- [Input data]
- - - - -

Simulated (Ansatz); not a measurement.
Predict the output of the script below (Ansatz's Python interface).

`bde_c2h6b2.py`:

- - - - -

- [Assignment]
This exercise asks for every line of the records to be repeated exactly.

- [Exercise solution]
Simulated (Ansatz); not a measurement.
Predict the output of the script below (Ansatz's Python interface).

`bde_c2h6b2.py`:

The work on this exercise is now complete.